**Entries supplied**
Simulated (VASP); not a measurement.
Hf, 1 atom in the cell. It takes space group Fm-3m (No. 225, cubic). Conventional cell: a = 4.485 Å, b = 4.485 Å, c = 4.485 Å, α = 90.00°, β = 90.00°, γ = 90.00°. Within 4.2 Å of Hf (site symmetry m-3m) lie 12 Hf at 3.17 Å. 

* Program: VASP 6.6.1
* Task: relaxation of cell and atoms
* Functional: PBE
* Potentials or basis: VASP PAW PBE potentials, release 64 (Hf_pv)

**Work task**
Repeat the lines above exactly.

**Exercise output**
Simulated (VASP); not a measurement.
Hf, 1 atom in the cell. It takes space group Fm-3m (No. 225, cubic). Conventional cell: a = 4.485 Å, b = 4.485 Å, c = 4.485 Å, α = 90.00°, β = 90.00°, γ = 90.00°. Within 4.2 Å of Hf (site symmetry m-3m) lie 12 Hf at 3.17 Å. 

* Program: VASP 6.6.1
* Task: relaxation of cell and atoms
* Functional: PBE
* Potentials or basis: VASP PAW PBE potentials, release 64 (Hf_pv)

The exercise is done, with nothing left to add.